* _Assignment_
Print every entry exactly as written.

* _Information given_
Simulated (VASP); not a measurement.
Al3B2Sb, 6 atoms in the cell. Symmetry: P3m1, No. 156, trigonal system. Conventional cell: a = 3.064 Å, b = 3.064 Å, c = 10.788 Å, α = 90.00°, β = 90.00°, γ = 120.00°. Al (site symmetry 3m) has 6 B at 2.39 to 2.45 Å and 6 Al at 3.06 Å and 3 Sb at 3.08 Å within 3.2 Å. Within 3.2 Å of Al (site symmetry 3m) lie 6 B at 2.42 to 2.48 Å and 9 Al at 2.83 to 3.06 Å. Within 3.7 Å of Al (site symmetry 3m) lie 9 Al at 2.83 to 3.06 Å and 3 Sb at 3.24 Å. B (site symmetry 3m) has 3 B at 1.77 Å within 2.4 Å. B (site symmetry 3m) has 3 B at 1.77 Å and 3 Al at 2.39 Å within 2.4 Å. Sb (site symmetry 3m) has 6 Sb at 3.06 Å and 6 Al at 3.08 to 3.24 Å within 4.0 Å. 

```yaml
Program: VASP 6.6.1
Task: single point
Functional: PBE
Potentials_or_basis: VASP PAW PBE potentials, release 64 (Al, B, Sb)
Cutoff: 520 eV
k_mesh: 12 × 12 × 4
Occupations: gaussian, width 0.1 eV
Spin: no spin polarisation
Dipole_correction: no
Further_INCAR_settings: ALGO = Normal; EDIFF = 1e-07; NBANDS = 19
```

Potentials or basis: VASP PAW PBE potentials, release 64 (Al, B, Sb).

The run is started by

* _Response area_
Simulated (VASP); not a measurement.
Al3B2Sb, 6 atoms in the cell. Symmetry: P3m1, No. 156, trigonal system. Conventional cell: a = 3.064 Å, b = 3.064 Å, c = 10.788 Å, α = 90.00°, β = 90.00°, γ = 120.00°. Al (site symmetry 3m) has 6 B at 2.39 to 2.45 Å and 6 Al at 3.06 Å and 3 Sb at 3.08 Å within 3.2 Å. Within 3.2 Å of Al (site symmetry 3m) lie 6 B at 2.42 to 2.48 Å and 9 Al at 2.83 to 3.06 Å. Within 3.7 Å of Al (site symmetry 3m) lie 9 Al at 2.83 to 3.06 Å and 3 Sb at 3.24 Å. B (site symmetry 3m) has 3 B at 1.77 Å within 2.4 Å. B (site symmetry 3m) has 3 B at 1.77 Å and 3 Al at 2.39 Å within 2.4 Å. Sb (site symmetry 3m) has 6 Sb at 3.06 Å and 6 Al at 3.08 to 3.24 Å within 4.0 Å. 

```yaml
Program: VASP 6.6.1
Task: single point
Functional: PBE
Potentials_or_basis: VASP PAW PBE potentials, release 64 (Al, B, Sb)
Cutoff: 520 eV
k_mesh: 12 × 12 × 4
Occupations: gaussian, width 0.1 eV
Spin: no spin polarisation
Dipole_correction: no
Further_INCAR_settings: ALGO = Normal; EDIFF = 1e-07; NBANDS = 19
```

Potentials or basis: VASP PAW PBE potentials, release 64 (Al, B, Sb).

The run is started by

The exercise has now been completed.